EXERCISE –
Only the lines from the beginning of the data below through the line that contains "The fine-structure level" should be repeated, exactly as written.

[EXCERPTED DATA — start]
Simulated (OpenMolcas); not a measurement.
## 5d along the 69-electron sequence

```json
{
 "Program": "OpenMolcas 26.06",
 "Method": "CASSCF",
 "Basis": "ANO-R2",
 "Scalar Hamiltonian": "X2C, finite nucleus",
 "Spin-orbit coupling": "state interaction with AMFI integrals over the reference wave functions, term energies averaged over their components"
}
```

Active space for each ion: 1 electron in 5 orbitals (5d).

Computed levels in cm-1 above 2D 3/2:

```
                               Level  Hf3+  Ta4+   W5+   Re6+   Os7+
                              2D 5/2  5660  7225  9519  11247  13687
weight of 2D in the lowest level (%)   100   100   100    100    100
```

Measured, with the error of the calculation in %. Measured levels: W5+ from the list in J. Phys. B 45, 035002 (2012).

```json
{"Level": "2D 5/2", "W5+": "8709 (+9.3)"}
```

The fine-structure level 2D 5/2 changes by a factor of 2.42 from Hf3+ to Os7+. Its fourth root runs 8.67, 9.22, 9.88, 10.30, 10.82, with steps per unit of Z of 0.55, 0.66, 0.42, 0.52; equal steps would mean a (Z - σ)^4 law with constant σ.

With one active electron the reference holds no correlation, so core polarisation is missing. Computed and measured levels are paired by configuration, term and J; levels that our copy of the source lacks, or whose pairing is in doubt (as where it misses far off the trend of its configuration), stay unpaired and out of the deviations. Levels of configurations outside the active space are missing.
[EXCERPTED DATA — finish]

RESPONSE BOX –
Simulated (OpenMolcas); not a measurement.
## 5d along the 69-electron sequence

```json
{
 "Program": "OpenMolcas 26.06",
 "Method": "CASSCF",
 "Basis": "ANO-R2",
 "Scalar Hamiltonian": "X2C, finite nucleus",
 "Spin-orbit coupling": "state interaction with AMFI integrals over the reference wave functions, term energies averaged over their components"
}
```

Active space for each ion: 1 electron in 5 orbitals (5d).

Computed levels in cm-1 above 2D 3/2:

```
                               Level  Hf3+  Ta4+   W5+   Re6+   Os7+
                              2D 5/2  5660  7225  9519  11247  13687
weight of 2D in the lowest level (%)   100   100   100    100    100
```

Measured, with the error of the calculation in %. Measured levels: W5+ from the list in J. Phys. B 45, 035002 (2012).

```json
{"Level": "2D 5/2", "W5+": "8709 (+9.3)"}
```

The fine-structure level 2D 5/2 changes by a factor of 2.42 from Hf3+ to Os7+. Its fourth root runs 8.67, 9.22, 9.88, 10.30, 10.82, with steps per unit of Z of 0.55, 0.66, 0.42, 0.52; equal steps would mean a (Z - σ)^4 law with constant σ.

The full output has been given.